* [Work instruction]
All lines between the start of the listing below and the line containing "### Step 1. Where the work starts", inclusive, must be repeated exactly.

========================

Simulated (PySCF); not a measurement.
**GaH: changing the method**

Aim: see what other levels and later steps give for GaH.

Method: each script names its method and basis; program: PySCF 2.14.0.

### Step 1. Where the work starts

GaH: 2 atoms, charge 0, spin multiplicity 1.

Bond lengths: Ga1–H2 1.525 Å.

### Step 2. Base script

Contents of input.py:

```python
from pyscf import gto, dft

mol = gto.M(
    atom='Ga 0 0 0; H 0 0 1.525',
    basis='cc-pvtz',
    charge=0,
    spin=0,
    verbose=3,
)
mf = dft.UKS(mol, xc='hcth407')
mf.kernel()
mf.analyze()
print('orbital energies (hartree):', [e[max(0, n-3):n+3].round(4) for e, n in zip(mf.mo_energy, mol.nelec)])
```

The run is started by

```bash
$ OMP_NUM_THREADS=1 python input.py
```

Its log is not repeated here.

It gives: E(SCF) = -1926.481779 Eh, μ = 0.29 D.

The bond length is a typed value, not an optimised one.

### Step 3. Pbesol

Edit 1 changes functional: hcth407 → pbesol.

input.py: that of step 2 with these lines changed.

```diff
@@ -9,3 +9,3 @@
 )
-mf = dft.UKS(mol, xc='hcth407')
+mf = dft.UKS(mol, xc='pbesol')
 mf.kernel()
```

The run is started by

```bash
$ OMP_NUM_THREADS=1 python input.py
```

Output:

========================

* [Your solution]
Simulated (PySCF); not a measurement.
**GaH: changing the method**

Aim: see what other levels and later steps give for GaH.

Method: each script names its method and basis; program: PySCF 2.14.0.

### Step 1. Where the work starts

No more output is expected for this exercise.